WORK TASK: Below are the records; output them exactly from the first line through the line with "CPU time 0.89", stopping there.

MATERIAL SHOWN:
Start of Block

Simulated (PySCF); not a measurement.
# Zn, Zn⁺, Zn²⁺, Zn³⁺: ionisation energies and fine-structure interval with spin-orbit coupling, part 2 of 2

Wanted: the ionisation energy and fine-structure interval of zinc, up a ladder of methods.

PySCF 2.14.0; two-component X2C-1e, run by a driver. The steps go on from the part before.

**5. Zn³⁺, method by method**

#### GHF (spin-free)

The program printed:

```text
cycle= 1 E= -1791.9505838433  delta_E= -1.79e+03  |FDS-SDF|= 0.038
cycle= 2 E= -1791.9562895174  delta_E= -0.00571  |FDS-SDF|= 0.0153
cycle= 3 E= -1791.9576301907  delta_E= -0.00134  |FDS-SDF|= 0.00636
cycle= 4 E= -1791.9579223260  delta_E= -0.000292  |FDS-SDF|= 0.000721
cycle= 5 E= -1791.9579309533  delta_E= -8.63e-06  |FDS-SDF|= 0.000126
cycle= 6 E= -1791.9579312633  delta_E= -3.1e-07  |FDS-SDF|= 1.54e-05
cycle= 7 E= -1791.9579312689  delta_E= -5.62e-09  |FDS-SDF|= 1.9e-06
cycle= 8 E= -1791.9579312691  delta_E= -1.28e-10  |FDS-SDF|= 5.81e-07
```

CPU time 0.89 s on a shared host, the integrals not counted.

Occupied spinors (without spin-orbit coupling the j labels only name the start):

End of Block

RESPONSE:
Simulated (PySCF); not a measurement.
# Zn, Zn⁺, Zn²⁺, Zn³⁺: ionisation energies and fine-structure interval with spin-orbit coupling, part 2 of 2

Wanted: the ionisation energy and fine-structure interval of zinc, up a ladder of methods.

PySCF 2.14.0; two-component X2C-1e, run by a driver. The steps go on from the part before.

**5. Zn³⁺, method by method**

#### GHF (spin-free)

The program printed:

```text
cycle= 1 E= -1791.9505838433  delta_E= -1.79e+03  |FDS-SDF|= 0.038
cycle= 2 E= -1791.9562895174  delta_E= -0.00571  |FDS-SDF|= 0.0153
cycle= 3 E= -1791.9576301907  delta_E= -0.00134  |FDS-SDF|= 0.00636
cycle= 4 E= -1791.9579223260  delta_E= -0.000292  |FDS-SDF|= 0.000721
cycle= 5 E= -1791.9579309533  delta_E= -8.63e-06  |FDS-SDF|= 0.000126
cycle= 6 E= -1791.9579312633  delta_E= -3.1e-07  |FDS-SDF|= 1.54e-05
cycle= 7 E= -1791.9579312689  delta_E= -5.62e-09  |FDS-SDF|= 1.9e-06
cycle= 8 E= -1791.9579312691  delta_E= -1.28e-10  |FDS-SDF|= 5.81e-07
```

CPU time 0.89 s on a shared host, the integrals not counted.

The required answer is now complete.